**Work request**:
Copy, word for word, the lines of the entries below between the one with "output and Ansatz's**" and the one with "VASP ran with", inclusive, and leave out everything else.

**Entries shown**:
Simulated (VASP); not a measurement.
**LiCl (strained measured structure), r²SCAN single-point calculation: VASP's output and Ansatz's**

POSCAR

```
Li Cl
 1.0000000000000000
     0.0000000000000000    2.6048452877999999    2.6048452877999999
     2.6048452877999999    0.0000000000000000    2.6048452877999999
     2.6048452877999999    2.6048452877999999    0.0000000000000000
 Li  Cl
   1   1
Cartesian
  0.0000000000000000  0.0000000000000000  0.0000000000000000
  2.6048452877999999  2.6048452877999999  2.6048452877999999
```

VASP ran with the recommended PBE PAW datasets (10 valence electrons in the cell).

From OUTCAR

**Your solution**:
**LiCl (strained measured structure), r²SCAN single-point calculation: VASP's output and Ansatz's**

POSCAR

```
Li Cl
 1.0000000000000000
     0.0000000000000000    2.6048452877999999    2.6048452877999999
     2.6048452877999999    0.0000000000000000    2.6048452877999999
     2.6048452877999999    2.6048452877999999    0.0000000000000000
 Li  Cl
   1   1
Cartesian
  0.0000000000000000  0.0000000000000000  0.0000000000000000
  2.6048452877999999  2.6048452877999999  2.6048452877999999
```

VASP ran with the recommended PBE PAW datasets (10 valence electrons in the cell).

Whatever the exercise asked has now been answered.